§ **Work instruction**
Extract, without alteration, each line from the start of the listing to the line bearing "Q: Describe the bonding that the map shows.".

§ **Study material**
◇ ◇ ◇ ◇
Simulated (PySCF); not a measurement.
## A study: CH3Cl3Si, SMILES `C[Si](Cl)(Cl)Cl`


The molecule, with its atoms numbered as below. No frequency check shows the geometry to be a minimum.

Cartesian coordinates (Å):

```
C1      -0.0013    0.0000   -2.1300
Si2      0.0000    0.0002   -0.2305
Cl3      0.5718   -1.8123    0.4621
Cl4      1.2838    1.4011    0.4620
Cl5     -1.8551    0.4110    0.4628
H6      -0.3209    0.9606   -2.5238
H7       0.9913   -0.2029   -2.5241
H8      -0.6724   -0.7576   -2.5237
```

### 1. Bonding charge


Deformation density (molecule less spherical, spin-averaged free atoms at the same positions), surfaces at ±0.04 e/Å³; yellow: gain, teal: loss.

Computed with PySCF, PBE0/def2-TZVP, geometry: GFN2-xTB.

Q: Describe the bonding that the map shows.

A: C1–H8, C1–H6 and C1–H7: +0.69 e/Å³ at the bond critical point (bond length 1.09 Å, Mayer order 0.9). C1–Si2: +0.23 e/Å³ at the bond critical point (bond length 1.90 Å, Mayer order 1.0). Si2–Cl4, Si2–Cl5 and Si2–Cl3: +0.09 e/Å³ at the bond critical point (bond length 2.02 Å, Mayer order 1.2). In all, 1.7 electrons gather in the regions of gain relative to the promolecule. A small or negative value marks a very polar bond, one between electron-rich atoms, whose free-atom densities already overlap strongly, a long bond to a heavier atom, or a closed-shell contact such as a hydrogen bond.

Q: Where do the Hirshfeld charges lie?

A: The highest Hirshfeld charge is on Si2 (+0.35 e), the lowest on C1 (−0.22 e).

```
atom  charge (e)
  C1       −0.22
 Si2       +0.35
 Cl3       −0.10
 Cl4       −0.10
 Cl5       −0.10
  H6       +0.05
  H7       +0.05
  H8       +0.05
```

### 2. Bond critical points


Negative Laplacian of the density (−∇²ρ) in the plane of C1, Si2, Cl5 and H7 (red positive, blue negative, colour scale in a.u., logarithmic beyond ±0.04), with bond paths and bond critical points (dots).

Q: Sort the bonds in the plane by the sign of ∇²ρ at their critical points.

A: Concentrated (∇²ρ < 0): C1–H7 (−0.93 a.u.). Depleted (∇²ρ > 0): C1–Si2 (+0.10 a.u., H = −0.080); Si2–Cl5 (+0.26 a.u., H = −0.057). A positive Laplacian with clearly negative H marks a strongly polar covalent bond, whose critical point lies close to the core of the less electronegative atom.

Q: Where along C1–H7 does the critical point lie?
◇ ◇ ◇ ◇

§ **Answer space**
Simulated (PySCF); not a measurement.
## A study: CH3Cl3Si, SMILES `C[Si](Cl)(Cl)Cl`


The molecule, with its atoms numbered as below. No frequency check shows the geometry to be a minimum.

Cartesian coordinates (Å):

```
C1      -0.0013    0.0000   -2.1300
Si2      0.0000    0.0002   -0.2305
Cl3      0.5718   -1.8123    0.4621
Cl4      1.2838    1.4011    0.4620
Cl5     -1.8551    0.4110    0.4628
H6      -0.3209    0.9606   -2.5238
H7       0.9913   -0.2029   -2.5241
H8      -0.6724   -0.7576   -2.5237
```

### 1. Bonding charge


Deformation density (molecule less spherical, spin-averaged free atoms at the same positions), surfaces at ±0.04 e/Å³; yellow: gain, teal: loss.

Computed with PySCF, PBE0/def2-TZVP, geometry: GFN2-xTB.

Q: Describe the bonding that the map shows.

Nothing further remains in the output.